-- Required action --
Write out exactly the lines of the material below, beginning at the top and ending at the line that contains "A dash marks".

-- Given entries --
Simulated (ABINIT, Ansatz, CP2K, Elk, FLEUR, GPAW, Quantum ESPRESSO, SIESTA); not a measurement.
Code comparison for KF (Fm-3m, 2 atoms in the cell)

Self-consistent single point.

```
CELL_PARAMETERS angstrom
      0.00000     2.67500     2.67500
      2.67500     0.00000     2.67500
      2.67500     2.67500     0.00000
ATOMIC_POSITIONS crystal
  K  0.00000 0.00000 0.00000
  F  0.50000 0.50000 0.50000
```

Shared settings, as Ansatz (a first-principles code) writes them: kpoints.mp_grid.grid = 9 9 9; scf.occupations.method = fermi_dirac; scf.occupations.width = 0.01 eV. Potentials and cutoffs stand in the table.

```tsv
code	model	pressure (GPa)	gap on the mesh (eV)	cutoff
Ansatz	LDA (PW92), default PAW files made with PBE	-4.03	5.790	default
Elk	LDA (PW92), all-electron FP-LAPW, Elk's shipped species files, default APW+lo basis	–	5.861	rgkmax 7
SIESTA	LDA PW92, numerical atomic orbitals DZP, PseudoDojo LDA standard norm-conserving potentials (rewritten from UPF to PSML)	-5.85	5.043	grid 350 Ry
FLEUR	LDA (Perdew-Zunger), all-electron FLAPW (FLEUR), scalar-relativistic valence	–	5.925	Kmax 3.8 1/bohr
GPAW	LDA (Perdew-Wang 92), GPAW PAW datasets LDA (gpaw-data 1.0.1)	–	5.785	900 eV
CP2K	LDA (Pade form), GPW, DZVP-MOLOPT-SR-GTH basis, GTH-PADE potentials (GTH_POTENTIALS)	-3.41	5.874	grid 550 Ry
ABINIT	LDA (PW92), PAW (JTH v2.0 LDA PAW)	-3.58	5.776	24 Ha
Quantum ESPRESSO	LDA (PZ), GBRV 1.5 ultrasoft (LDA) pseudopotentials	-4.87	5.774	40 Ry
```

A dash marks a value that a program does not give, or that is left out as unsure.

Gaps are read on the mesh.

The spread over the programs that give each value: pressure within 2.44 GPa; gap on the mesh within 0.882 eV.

-- Task output --
Simulated (ABINIT, Ansatz, CP2K, Elk, FLEUR, GPAW, Quantum ESPRESSO, SIESTA); not a measurement.
Code comparison for KF (Fm-3m, 2 atoms in the cell)

Self-consistent single point.

```
CELL_PARAMETERS angstrom
      0.00000     2.67500     2.67500
      2.67500     0.00000     2.67500
      2.67500     2.67500     0.00000
ATOMIC_POSITIONS crystal
  K  0.00000 0.00000 0.00000
  F  0.50000 0.50000 0.50000
```

Shared settings, as Ansatz (a first-principles code) writes them: kpoints.mp_grid.grid = 9 9 9; scf.occupations.method = fermi_dirac; scf.occupations.width = 0.01 eV. Potentials and cutoffs stand in the table.

```tsv
code	model	pressure (GPa)	gap on the mesh (eV)	cutoff
Ansatz	LDA (PW92), default PAW files made with PBE	-4.03	5.790	default
Elk	LDA (PW92), all-electron FP-LAPW, Elk's shipped species files, default APW+lo basis	–	5.861	rgkmax 7
SIESTA	LDA PW92, numerical atomic orbitals DZP, PseudoDojo LDA standard norm-conserving potentials (rewritten from UPF to PSML)	-5.85	5.043	grid 350 Ry
FLEUR	LDA (Perdew-Zunger), all-electron FLAPW (FLEUR), scalar-relativistic valence	–	5.925	Kmax 3.8 1/bohr
GPAW	LDA (Perdew-Wang 92), GPAW PAW datasets LDA (gpaw-data 1.0.1)	–	5.785	900 eV
CP2K	LDA (Pade form), GPW, DZVP-MOLOPT-SR-GTH basis, GTH-PADE potentials (GTH_POTENTIALS)	-3.41	5.874	grid 550 Ry
ABINIT	LDA (PW92), PAW (JTH v2.0 LDA PAW)	-3.58	5.776	24 Ha
Quantum ESPRESSO	LDA (PZ), GBRV 1.5 ultrasoft (LDA) pseudopotentials	-4.87	5.774	40 Ry
```

A dash marks a value that a program does not give, or that is left out as unsure.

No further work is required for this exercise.